Requirement:
Repeat all the data word for word.

BEGIN Dataset
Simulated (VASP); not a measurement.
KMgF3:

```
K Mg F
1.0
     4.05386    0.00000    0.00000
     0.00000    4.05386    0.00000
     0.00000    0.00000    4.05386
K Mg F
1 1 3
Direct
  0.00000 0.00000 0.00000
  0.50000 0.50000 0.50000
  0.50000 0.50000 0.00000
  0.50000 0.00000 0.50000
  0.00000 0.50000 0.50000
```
END Dataset

Task response:
Simulated (VASP); not a measurement.
KMgF3:

```
K Mg F
1.0
     4.05386    0.00000    0.00000
     0.00000    4.05386    0.00000
     0.00000    0.00000    4.05386
K Mg F
1 1 3
Direct
  0.00000 0.00000 0.00000
  0.50000 0.50000 0.50000
  0.50000 0.50000 0.00000
  0.50000 0.00000 0.50000
  0.00000 0.50000 0.50000
```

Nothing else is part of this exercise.